Starting at the first line below, copy through to the last line exactly.

::::
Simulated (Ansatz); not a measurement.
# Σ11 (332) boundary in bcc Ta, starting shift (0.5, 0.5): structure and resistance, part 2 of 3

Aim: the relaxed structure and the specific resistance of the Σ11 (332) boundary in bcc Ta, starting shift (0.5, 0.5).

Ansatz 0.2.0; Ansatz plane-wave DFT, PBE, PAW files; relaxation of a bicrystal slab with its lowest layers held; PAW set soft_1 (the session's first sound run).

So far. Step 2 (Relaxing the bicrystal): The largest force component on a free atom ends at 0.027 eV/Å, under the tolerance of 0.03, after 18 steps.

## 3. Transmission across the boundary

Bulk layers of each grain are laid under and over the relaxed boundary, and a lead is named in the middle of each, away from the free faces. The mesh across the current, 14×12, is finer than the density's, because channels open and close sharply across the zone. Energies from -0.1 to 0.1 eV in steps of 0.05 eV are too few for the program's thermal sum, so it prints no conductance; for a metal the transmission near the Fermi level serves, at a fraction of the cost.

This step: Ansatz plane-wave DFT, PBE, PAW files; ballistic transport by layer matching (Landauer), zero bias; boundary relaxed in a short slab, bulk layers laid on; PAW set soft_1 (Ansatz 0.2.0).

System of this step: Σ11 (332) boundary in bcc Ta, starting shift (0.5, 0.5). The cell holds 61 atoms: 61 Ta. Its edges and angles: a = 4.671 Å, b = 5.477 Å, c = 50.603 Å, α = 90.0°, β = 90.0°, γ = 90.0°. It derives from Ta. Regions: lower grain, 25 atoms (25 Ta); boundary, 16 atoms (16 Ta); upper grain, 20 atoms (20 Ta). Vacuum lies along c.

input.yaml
::::

## TASK ANSWER
Simulated (Ansatz); not a measurement.
# Σ11 (332) boundary in bcc Ta, starting shift (0.5, 0.5): structure and resistance, part 2 of 3

Aim: the relaxed structure and the specific resistance of the Σ11 (332) boundary in bcc Ta, starting shift (0.5, 0.5).

Ansatz 0.2.0; Ansatz plane-wave DFT, PBE, PAW files; relaxation of a bicrystal slab with its lowest layers held; PAW set soft_1 (the session's first sound run).

So far. Step 2 (Relaxing the bicrystal): The largest force component on a free atom ends at 0.027 eV/Å, under the tolerance of 0.03, after 18 steps.

## 3. Transmission across the boundary

Bulk layers of each grain are laid under and over the relaxed boundary, and a lead is named in the middle of each, away from the free faces. The mesh across the current, 14×12, is finer than the density's, because channels open and close sharply across the zone. Energies from -0.1 to 0.1 eV in steps of 0.05 eV are too few for the program's thermal sum, so it prints no conductance; for a metal the transmission near the Fermi level serves, at a fraction of the cost.

This step: Ansatz plane-wave DFT, PBE, PAW files; ballistic transport by layer matching (Landauer), zero bias; boundary relaxed in a short slab, bulk layers laid on; PAW set soft_1 (Ansatz 0.2.0).

System of this step: Σ11 (332) boundary in bcc Ta, starting shift (0.5, 0.5). The cell holds 61 atoms: 61 Ta. Its edges and angles: a = 4.671 Å, b = 5.477 Å, c = 50.603 Å, α = 90.0°, β = 90.0°, γ = 90.0°. It derives from Ta. Regions: lower grain, 25 atoms (25 Ta); boundary, 16 atoms (16 Ta); upper grain, 20 atoms (20 Ta). Vacuum lies along c.

input.yaml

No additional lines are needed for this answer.